◇ ◇ ◇ ◇ ◇

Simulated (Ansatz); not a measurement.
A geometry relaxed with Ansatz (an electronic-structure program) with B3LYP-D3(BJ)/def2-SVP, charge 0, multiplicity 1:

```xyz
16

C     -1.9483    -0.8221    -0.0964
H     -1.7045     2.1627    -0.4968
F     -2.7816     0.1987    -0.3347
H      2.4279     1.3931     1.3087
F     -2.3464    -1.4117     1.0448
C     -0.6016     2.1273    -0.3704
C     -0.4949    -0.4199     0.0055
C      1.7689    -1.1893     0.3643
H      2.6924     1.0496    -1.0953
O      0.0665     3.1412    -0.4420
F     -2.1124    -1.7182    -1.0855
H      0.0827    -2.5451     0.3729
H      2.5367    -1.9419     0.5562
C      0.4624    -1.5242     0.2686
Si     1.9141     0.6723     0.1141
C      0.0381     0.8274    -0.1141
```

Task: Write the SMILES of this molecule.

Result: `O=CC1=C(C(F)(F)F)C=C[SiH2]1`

◇ ◇ ◇ ◇ ◇

> WORK ITEM
Please give back exactly the lines of this listing beginning at the line with "A geometry relaxed" and ending with the line with "Task: Write the SMILES of this molecule.", both included, and nothing else.

> EXERCISE SOLUTION
A geometry relaxed with Ansatz (an electronic-structure program) with B3LYP-D3(BJ)/def2-SVP, charge 0, multiplicity 1:

```xyz
16

C     -1.9483    -0.8221    -0.0964
H     -1.7045     2.1627    -0.4968
F     -2.7816     0.1987    -0.3347
H      2.4279     1.3931     1.3087
F     -2.3464    -1.4117     1.0448
C     -0.6016     2.1273    -0.3704
C     -0.4949    -0.4199     0.0055
C      1.7689    -1.1893     0.3643
H      2.6924     1.0496    -1.0953
O      0.0665     3.1412    -0.4420
F     -2.1124    -1.7182    -1.0855
H      0.0827    -2.5451     0.3729
H      2.5367    -1.9419     0.5562
C      0.4624    -1.5242     0.2686
Si     1.9141     0.6723     0.1141
C      0.0381     0.8274    -0.1141
```

Task: Write the SMILES of this molecule.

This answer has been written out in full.